■ **DATA FOR ANALYSIS**
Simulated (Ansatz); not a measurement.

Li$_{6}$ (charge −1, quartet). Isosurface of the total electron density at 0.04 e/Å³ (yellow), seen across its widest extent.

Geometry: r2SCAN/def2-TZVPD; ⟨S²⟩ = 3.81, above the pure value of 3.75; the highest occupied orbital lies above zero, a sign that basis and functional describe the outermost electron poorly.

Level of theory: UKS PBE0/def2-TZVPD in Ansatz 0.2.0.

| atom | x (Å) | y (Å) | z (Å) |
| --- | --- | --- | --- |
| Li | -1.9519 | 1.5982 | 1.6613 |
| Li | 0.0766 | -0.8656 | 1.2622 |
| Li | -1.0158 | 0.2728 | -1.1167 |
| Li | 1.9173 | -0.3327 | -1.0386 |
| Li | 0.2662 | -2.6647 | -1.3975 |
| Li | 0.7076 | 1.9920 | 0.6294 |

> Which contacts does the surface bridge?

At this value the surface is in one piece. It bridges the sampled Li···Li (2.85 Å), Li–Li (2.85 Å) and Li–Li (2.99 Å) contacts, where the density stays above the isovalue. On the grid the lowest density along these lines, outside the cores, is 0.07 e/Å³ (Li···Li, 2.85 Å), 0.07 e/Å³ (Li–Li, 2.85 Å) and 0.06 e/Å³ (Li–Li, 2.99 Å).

■ **WORK TASK**
Give an exact copy of the lines above, from the top of the records to the line that contains "1.5982 | 1.6613 |", taking in both ends.

■ **YOUR SOLUTION**
Simulated (Ansatz); not a measurement.

Li$_{6}$ (charge −1, quartet). Isosurface of the total electron density at 0.04 e/Å³ (yellow), seen across its widest extent.

Geometry: r2SCAN/def2-TZVPD; ⟨S²⟩ = 3.81, above the pure value of 3.75; the highest occupied orbital lies above zero, a sign that basis and functional describe the outermost electron poorly.

Level of theory: UKS PBE0/def2-TZVPD in Ansatz 0.2.0.

| atom | x (Å) | y (Å) | z (Å) |
| --- | --- | --- | --- |
| Li | -1.9519 | 1.5982 | 1.6613 |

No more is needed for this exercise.